===============

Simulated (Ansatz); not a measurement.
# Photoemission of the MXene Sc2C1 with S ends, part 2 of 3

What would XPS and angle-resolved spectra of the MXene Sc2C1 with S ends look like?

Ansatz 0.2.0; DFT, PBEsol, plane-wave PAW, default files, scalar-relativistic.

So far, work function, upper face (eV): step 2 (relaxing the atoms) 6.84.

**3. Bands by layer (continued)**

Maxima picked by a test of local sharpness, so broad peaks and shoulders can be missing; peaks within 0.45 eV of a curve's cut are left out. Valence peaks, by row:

===============

Take the listing above from its first line through the line containing "by layer (continued)**", and transcribe that stretch exactly, with no other lines.

• [WRITTEN ANSWER]:
Simulated (Ansatz); not a measurement.
# Photoemission of the MXene Sc2C1 with S ends, part 2 of 3

What would XPS and angle-resolved spectra of the MXene Sc2C1 with S ends look like?

Ansatz 0.2.0; DFT, PBEsol, plane-wave PAW, default files, scalar-relativistic.

So far, work function, upper face (eV): step 2 (relaxing the atoms) 6.84.

**3. Bands by layer (continued)**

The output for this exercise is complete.